### Activity:
The answer should consist solely of the lines from the first one below through the line containing "Spin–orbit coupling is", copied exactly.

-----

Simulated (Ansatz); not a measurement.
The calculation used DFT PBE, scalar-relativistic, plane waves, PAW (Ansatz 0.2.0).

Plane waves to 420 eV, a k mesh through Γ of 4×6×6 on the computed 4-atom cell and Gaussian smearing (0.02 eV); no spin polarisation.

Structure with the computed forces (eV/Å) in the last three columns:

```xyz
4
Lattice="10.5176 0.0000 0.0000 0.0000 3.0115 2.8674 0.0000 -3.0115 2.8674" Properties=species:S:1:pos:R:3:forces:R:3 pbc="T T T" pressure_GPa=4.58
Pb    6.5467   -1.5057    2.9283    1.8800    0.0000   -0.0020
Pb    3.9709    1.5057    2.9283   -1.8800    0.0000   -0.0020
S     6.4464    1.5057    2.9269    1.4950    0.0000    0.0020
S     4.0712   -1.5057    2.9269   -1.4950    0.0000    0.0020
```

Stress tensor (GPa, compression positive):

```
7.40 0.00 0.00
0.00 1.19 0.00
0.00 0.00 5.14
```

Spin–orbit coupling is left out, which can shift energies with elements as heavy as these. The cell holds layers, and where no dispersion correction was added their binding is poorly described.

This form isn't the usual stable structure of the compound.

-----

### Exercise answer:
Simulated (Ansatz); not a measurement.
The calculation used DFT PBE, scalar-relativistic, plane waves, PAW (Ansatz 0.2.0).

Plane waves to 420 eV, a k mesh through Γ of 4×6×6 on the computed 4-atom cell and Gaussian smearing (0.02 eV); no spin polarisation.

Structure with the computed forces (eV/Å) in the last three columns:

```xyz
4
Lattice="10.5176 0.0000 0.0000 0.0000 3.0115 2.8674 0.0000 -3.0115 2.8674" Properties=species:S:1:pos:R:3:forces:R:3 pbc="T T T" pressure_GPa=4.58
Pb    6.5467   -1.5057    2.9283    1.8800    0.0000   -0.0020
Pb    3.9709    1.5057    2.9283   -1.8800    0.0000   -0.0020
S     6.4464    1.5057    2.9269    1.4950    0.0000    0.0020
S     4.0712   -1.5057    2.9269   -1.4950    0.0000    0.0020
```

Stress tensor (GPa, compression positive):

```
7.40 0.00 0.00
0.00 1.19 0.00
0.00 0.00 5.14
```

Spin–orbit coupling is left out, which can shift energies with elements as heavy as these. The cell holds layers, and where no dispersion correction was added their binding is poorly described.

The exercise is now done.